ASSIGNMENT —
All of the data that follows should be retyped exactly as it appears.

[[ DATA LISTING, beginning ]]

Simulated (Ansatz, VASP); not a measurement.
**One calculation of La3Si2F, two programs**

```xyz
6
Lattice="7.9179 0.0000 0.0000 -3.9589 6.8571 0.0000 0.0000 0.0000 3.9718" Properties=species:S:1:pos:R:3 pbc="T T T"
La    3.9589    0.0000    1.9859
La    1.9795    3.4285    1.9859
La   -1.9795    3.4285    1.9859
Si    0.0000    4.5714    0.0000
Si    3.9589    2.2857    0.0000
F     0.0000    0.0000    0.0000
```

[[ DATA LISTING, end ]]

TASK OUTPUT —
Simulated (Ansatz, VASP); not a measurement.
**One calculation of La3Si2F, two programs**

```xyz
6
Lattice="7.9179 0.0000 0.0000 -3.9589 6.8571 0.0000 0.0000 0.0000 3.9718" Properties=species:S:1:pos:R:3 pbc="T T T"
La    3.9589    0.0000    1.9859
La    1.9795    3.4285    1.9859
La   -1.9795    3.4285    1.9859
Si    0.0000    4.5714    0.0000
Si    3.9589    2.2857    0.0000
F     0.0000    0.0000    0.0000
```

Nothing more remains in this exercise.